- **Work task**
Beginning with the line that holds "CH5BrClNSi, SMILES C[Si](N)(Cl)Br." in the data below, give again every line through the one that holds "Geometry: PBE0-D3(BJ)/def2-SVP. The", exactly as written.

--------------------------------

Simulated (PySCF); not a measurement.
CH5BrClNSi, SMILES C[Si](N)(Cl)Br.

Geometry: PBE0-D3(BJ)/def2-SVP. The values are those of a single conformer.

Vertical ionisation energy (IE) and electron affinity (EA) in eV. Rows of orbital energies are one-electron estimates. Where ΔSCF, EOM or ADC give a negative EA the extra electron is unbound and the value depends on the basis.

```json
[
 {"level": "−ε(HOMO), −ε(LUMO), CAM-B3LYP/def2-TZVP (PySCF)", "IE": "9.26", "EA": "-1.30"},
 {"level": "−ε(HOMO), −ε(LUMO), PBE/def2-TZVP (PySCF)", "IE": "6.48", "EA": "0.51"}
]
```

--------------------------------

- **Written reply**
CH5BrClNSi, SMILES C[Si](N)(Cl)Br.

Geometry: PBE0-D3(BJ)/def2-SVP. The values are those of a single conformer.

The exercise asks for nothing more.